→ **Provided data**
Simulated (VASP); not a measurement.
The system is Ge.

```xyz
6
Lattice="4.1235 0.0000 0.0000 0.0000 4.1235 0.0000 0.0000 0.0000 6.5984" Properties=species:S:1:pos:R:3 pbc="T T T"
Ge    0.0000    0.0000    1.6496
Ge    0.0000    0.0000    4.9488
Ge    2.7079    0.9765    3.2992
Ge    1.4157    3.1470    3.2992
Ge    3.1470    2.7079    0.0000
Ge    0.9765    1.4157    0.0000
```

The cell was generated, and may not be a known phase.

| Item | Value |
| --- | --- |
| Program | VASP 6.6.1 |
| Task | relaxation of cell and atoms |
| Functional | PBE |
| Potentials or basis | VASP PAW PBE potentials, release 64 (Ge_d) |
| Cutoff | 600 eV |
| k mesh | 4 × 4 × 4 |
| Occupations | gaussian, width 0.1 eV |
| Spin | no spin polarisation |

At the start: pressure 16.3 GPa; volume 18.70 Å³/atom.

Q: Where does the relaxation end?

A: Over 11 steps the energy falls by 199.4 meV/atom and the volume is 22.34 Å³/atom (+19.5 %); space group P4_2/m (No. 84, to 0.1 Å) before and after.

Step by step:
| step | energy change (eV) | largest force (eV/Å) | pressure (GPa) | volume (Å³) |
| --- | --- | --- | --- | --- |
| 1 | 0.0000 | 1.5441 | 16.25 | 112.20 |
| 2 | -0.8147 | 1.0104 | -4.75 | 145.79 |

→ **Exercise**
Without leaving anything out, repeat the data exactly.

→ **Worked solution**
Simulated (VASP); not a measurement.
The system is Ge.

```xyz
6
Lattice="4.1235 0.0000 0.0000 0.0000 4.1235 0.0000 0.0000 0.0000 6.5984" Properties=species:S:1:pos:R:3 pbc="T T T"
Ge    0.0000    0.0000    1.6496
Ge    0.0000    0.0000    4.9488
Ge    2.7079    0.9765    3.2992
Ge    1.4157    3.1470    3.2992
Ge    3.1470    2.7079    0.0000
Ge    0.9765    1.4157    0.0000
```

The cell was generated, and may not be a known phase.

| Item | Value |
| --- | --- |
| Program | VASP 6.6.1 |
| Task | relaxation of cell and atoms |
| Functional | PBE |
| Potentials or basis | VASP PAW PBE potentials, release 64 (Ge_d) |
| Cutoff | 600 eV |
| k mesh | 4 × 4 × 4 |
| Occupations | gaussian, width 0.1 eV |
| Spin | no spin polarisation |

At the start: pressure 16.3 GPa; volume 18.70 Å³/atom.

Q: Where does the relaxation end?

A: Over 11 steps the energy falls by 199.4 meV/atom and the volume is 22.34 Å³/atom (+19.5 %); space group P4_2/m (No. 84, to 0.1 Å) before and after.

Step by step:
| step | energy change (eV) | largest force (eV/Å) | pressure (GPa) | volume (Å³) |
| --- | --- | --- | --- | --- |
| 1 | 0.0000 | 1.5441 | 16.25 | 112.20 |
| 2 | -0.8147 | 1.0104 | -4.75 | 145.79 |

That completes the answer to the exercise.